— Work order —
In exact form, set down only those lines of the material that run from its first line to the line with "## 1. Starting point", inclusive.

— Data extract —
>>
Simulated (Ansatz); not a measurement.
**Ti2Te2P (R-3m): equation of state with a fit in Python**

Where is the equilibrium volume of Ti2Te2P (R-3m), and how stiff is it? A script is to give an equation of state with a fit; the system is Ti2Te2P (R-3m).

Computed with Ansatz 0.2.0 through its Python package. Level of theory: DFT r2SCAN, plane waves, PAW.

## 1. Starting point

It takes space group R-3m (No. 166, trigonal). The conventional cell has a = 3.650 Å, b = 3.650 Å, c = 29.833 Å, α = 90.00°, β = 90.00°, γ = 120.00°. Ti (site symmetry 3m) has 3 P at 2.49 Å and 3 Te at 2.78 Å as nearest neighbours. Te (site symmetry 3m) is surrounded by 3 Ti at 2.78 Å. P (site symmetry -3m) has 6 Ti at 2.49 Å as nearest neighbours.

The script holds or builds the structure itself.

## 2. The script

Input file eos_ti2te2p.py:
<<

— Exercise answer —
Simulated (Ansatz); not a measurement.
**Ti2Te2P (R-3m): equation of state with a fit in Python**

Where is the equilibrium volume of Ti2Te2P (R-3m), and how stiff is it? A script is to give an equation of state with a fit; the system is Ti2Te2P (R-3m).

Computed with Ansatz 0.2.0 through its Python package. Level of theory: DFT r2SCAN, plane waves, PAW.

## 1. Starting point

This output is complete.